■ Assignment
Transcribe all of the data, leaving nothing out and changing nothing.

■ Data for review
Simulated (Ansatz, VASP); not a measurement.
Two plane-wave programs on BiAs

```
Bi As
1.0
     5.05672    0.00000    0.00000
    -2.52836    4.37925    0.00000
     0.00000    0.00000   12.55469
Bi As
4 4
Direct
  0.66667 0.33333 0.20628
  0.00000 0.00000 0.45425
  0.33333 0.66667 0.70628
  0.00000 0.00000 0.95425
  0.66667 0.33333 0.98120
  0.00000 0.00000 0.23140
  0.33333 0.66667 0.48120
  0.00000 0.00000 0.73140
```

■ Task solution
Simulated (Ansatz, VASP); not a measurement.
Two plane-wave programs on BiAs

```
Bi As
1.0
     5.05672    0.00000    0.00000
    -2.52836    4.37925    0.00000
     0.00000    0.00000   12.55469
Bi As
4 4
Direct
  0.66667 0.33333 0.20628
  0.00000 0.00000 0.45425
  0.33333 0.66667 0.70628
  0.00000 0.00000 0.95425
  0.66667 0.33333 0.98120
  0.00000 0.00000 0.23140
  0.33333 0.66667 0.48120
  0.00000 0.00000 0.73140
```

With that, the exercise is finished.